§ §
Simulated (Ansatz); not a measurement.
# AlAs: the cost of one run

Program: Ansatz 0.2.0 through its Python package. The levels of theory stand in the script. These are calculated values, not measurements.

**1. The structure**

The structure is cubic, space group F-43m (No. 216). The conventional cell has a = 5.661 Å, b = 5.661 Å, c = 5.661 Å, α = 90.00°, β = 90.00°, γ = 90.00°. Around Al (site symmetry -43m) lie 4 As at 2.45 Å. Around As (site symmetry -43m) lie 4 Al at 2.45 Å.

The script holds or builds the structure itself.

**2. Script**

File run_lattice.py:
§ §

■ ACTION ITEM:
Quote every line from the beginning of the entries up to and including the line that contains "The structure is".

■ TASK SOLUTION:
Simulated (Ansatz); not a measurement.
# AlAs: the cost of one run

Program: Ansatz 0.2.0 through its Python package. The levels of theory stand in the script. These are calculated values, not measurements.

**1. The structure**

The structure is cubic, space group F-43m (No. 216). The conventional cell has a = 5.661 Å, b = 5.661 Å, c = 5.661 Å, α = 90.00°, β = 90.00°, γ = 90.00°. Around Al (site symmetry -43m) lie 4 As at 2.45 Å. Around As (site symmetry -43m) lie 4 Al at 2.45 Å.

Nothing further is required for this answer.